Given records →
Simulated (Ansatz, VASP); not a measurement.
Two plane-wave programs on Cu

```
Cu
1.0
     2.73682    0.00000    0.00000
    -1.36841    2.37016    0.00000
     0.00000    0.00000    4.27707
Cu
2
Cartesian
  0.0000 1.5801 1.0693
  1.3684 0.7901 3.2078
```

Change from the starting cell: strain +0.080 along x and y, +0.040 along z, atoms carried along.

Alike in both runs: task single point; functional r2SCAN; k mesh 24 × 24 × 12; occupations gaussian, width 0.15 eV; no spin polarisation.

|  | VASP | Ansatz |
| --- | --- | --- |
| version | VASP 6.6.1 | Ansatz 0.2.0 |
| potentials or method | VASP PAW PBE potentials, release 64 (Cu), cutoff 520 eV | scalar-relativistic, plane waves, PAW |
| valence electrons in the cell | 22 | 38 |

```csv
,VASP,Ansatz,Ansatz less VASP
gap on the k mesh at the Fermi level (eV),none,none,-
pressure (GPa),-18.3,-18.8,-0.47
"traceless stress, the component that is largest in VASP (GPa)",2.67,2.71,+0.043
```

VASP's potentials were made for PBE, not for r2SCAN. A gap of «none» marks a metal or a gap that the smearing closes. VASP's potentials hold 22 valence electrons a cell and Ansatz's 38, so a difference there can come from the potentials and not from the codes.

Task item → Please copy only these lines, exactly: the first line of the records through the line containing "Change from the", ends included.

Written answer →
Simulated (Ansatz, VASP); not a measurement.
Two plane-wave programs on Cu

```
Cu
1.0
     2.73682    0.00000    0.00000
    -1.36841    2.37016    0.00000
     0.00000    0.00000    4.27707
Cu
2
Cartesian
  0.0000 1.5801 1.0693
  1.3684 0.7901 3.2078
```

Change from the starting cell: strain +0.080 along x and y, +0.040 along z, atoms carried along.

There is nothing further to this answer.